:: DATA PROVIDED
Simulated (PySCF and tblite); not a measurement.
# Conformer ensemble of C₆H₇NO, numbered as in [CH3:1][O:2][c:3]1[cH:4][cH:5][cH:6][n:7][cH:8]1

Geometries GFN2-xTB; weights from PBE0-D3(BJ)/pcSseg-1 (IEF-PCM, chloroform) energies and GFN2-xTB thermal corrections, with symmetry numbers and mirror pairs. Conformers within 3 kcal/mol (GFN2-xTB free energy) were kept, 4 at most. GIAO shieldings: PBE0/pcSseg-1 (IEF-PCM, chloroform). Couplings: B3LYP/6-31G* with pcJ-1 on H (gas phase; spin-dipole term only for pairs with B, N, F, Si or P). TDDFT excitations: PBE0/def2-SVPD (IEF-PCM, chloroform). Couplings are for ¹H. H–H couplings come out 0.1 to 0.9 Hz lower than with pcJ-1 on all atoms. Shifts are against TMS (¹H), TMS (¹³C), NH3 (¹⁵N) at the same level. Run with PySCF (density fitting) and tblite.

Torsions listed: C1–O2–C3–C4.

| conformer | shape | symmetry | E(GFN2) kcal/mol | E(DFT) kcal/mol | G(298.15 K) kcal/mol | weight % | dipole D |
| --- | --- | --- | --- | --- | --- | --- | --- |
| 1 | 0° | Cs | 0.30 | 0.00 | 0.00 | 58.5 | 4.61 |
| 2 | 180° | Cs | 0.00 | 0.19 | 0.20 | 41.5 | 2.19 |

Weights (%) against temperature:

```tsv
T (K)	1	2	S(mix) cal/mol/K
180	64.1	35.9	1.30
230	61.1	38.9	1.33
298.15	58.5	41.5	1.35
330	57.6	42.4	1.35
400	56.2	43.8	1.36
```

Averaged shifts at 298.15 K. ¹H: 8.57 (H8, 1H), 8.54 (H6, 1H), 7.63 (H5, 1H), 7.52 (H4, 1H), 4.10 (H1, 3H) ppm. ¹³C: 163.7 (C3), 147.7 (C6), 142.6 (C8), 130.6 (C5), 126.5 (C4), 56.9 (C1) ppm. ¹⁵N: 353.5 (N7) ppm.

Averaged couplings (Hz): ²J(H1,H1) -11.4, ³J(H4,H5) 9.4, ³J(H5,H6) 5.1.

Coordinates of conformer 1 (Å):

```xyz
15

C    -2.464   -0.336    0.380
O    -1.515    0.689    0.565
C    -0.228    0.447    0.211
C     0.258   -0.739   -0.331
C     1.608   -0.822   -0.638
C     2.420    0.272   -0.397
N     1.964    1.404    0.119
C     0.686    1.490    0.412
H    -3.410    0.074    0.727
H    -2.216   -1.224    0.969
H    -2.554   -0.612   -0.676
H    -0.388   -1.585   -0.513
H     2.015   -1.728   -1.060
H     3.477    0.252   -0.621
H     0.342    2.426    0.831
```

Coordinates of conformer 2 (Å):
::::

▶ [TASK ITEM] Transcribe the records above from the line holding "weight % | dipole D |" down to the line holding "58.5 | 4.61 |", inclusive, without adding anything.

▶ [WRITTEN ANSWER]
| conformer | shape | symmetry | E(GFN2) kcal/mol | E(DFT) kcal/mol | G(298.15 K) kcal/mol | weight % | dipole D |
| --- | --- | --- | --- | --- | --- | --- | --- |
| 1 | 0° | Cs | 0.30 | 0.00 | 0.00 | 58.5 | 4.61 |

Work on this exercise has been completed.